%%
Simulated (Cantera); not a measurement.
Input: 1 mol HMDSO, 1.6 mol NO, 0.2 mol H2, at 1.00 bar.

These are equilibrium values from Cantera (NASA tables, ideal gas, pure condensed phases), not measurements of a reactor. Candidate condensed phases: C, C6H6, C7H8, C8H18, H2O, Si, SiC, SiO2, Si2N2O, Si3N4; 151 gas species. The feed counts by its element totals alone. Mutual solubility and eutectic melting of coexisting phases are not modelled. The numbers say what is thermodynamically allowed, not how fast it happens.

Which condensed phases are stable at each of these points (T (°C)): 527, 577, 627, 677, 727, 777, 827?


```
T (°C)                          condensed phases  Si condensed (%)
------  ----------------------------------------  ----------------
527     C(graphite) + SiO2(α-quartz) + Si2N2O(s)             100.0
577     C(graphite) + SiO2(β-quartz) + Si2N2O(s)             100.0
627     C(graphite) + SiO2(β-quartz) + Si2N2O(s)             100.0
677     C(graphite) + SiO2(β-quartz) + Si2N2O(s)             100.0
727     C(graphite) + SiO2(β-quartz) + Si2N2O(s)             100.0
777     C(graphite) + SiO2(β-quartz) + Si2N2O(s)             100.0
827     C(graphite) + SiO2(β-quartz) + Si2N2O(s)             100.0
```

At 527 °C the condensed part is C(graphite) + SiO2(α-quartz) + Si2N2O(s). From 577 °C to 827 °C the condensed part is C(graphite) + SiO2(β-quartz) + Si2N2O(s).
%%

§ **Work instruction**
From the first line of the listing above through the line that contains "Input: 1 mol", set down each line without alteration, and nothing else.

§ **Written solution**
Simulated (Cantera); not a measurement.
Input: 1 mol HMDSO, 1.6 mol NO, 0.2 mol H2, at 1.00 bar.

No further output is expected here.